* _Work task_
Output everything in the listing exactly, with no line missing.

* _Available data_
=== Section Start ===

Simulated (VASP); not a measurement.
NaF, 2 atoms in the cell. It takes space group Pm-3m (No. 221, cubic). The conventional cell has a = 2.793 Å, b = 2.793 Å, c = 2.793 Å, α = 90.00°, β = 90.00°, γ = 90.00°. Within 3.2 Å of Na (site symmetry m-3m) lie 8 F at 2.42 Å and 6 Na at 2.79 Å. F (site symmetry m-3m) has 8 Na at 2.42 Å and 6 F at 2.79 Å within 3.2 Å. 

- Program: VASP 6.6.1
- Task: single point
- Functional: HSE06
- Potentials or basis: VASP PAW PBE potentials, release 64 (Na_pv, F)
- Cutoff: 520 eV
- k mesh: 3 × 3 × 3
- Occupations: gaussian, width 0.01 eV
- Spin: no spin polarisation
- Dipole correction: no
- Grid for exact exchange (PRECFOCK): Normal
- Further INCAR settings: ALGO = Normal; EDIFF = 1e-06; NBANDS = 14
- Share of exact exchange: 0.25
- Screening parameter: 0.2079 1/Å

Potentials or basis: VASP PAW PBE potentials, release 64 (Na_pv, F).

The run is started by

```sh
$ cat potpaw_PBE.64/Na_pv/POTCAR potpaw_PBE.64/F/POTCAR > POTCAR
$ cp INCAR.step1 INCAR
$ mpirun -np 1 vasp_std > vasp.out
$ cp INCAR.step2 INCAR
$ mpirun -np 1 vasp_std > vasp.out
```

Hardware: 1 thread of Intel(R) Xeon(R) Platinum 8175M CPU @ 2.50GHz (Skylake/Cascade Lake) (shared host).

=== Section End ===

* _Reply_
Simulated (VASP); not a measurement.
NaF, 2 atoms in the cell. It takes space group Pm-3m (No. 221, cubic). The conventional cell has a = 2.793 Å, b = 2.793 Å, c = 2.793 Å, α = 90.00°, β = 90.00°, γ = 90.00°. Within 3.2 Å of Na (site symmetry m-3m) lie 8 F at 2.42 Å and 6 Na at 2.79 Å. F (site symmetry m-3m) has 8 Na at 2.42 Å and 6 F at 2.79 Å within 3.2 Å. 

- Program: VASP 6.6.1
- Task: single point
- Functional: HSE06
- Potentials or basis: VASP PAW PBE potentials, release 64 (Na_pv, F)
- Cutoff: 520 eV
- k mesh: 3 × 3 × 3
- Occupations: gaussian, width 0.01 eV
- Spin: no spin polarisation
- Dipole correction: no
- Grid for exact exchange (PRECFOCK): Normal
- Further INCAR settings: ALGO = Normal; EDIFF = 1e-06; NBANDS = 14
- Share of exact exchange: 0.25
- Screening parameter: 0.2079 1/Å

Potentials or basis: VASP PAW PBE potentials, release 64 (Na_pv, F).

The run is started by

```sh
$ cat potpaw_PBE.64/Na_pv/POTCAR potpaw_PBE.64/F/POTCAR > POTCAR
$ cp INCAR.step1 INCAR
$ mpirun -np 1 vasp_std > vasp.out
$ cp INCAR.step2 INCAR
$ mpirun -np 1 vasp_std > vasp.out
```

Hardware: 1 thread of Intel(R) Xeon(R) Platinum 8175M CPU @ 2.50GHz (Skylake/Cascade Lake) (shared host).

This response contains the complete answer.